▸ DATASET EXCERPTS:
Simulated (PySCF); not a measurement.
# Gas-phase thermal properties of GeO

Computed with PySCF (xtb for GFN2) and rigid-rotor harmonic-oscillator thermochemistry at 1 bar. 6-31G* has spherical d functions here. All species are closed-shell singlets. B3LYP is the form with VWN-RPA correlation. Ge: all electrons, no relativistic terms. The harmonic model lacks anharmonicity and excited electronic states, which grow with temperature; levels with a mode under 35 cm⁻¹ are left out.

▸ REQUIRED ACTION:
All the records above must be transcribed without a single change to any word.

▸ REPLY:
Simulated (PySCF); not a measurement.
# Gas-phase thermal properties of GeO

Computed with PySCF (xtb for GFN2) and rigid-rotor harmonic-oscillator thermochemistry at 1 bar. 6-31G* has spherical d functions here. All species are closed-shell singlets. B3LYP is the form with VWN-RPA correlation. Ge: all electrons, no relativistic terms. The harmonic model lacks anharmonicity and excited electronic states, which grow with temperature; levels with a mode under 35 cm⁻¹ are left out.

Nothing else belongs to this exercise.